SUPPLIED INFORMATION:
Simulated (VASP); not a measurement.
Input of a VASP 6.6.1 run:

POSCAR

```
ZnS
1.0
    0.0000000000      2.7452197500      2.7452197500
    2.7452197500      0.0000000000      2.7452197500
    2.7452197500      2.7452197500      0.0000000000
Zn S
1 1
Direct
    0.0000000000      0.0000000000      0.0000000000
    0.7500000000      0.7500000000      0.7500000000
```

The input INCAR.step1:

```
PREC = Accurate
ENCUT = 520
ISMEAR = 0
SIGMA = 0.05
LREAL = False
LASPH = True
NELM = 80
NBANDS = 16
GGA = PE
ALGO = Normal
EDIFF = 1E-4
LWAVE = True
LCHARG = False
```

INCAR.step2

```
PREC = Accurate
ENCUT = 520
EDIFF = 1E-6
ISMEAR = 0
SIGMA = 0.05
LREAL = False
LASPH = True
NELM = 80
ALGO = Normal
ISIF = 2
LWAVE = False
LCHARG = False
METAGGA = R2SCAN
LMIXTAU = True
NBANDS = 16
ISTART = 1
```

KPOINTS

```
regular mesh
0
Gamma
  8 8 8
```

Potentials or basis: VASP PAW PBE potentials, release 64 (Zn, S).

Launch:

REQUIRED ACTION: Using the material above, quote the first line and each line after it, stopping at and including the line that holds "Potentials or basis: VASP".

TASK RESPONSE:
Simulated (VASP); not a measurement.
Input of a VASP 6.6.1 run:

POSCAR

```
ZnS
1.0
    0.0000000000      2.7452197500      2.7452197500
    2.7452197500      0.0000000000      2.7452197500
    2.7452197500      2.7452197500      0.0000000000
Zn S
1 1
Direct
    0.0000000000      0.0000000000      0.0000000000
    0.7500000000      0.7500000000      0.7500000000
```

The input INCAR.step1:

```
PREC = Accurate
ENCUT = 520
ISMEAR = 0
SIGMA = 0.05
LREAL = False
LASPH = True
NELM = 80
NBANDS = 16
GGA = PE
ALGO = Normal
EDIFF = 1E-4
LWAVE = True
LCHARG = False
```

INCAR.step2

```
PREC = Accurate
ENCUT = 520
EDIFF = 1E-6
ISMEAR = 0
SIGMA = 0.05
LREAL = False
LASPH = True
NELM = 80
ALGO = Normal
ISIF = 2
LWAVE = False
LCHARG = False
METAGGA = R2SCAN
LMIXTAU = True
NBANDS = 16
ISTART = 1
```

KPOINTS

```
regular mesh
0
Gamma
  8 8 8
```

Potentials or basis: VASP PAW PBE potentials, release 64 (Zn, S).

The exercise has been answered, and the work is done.